- [Required action]:
Please print each record below exactly as it is written.

* * * * * * *

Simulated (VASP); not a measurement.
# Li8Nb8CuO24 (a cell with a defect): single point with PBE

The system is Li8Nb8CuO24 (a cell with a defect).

* * * * * * *

- [Answer section]:
Simulated (VASP); not a measurement.
# Li8Nb8CuO24 (a cell with a defect): single point with PBE

The system is Li8Nb8CuO24 (a cell with a defect).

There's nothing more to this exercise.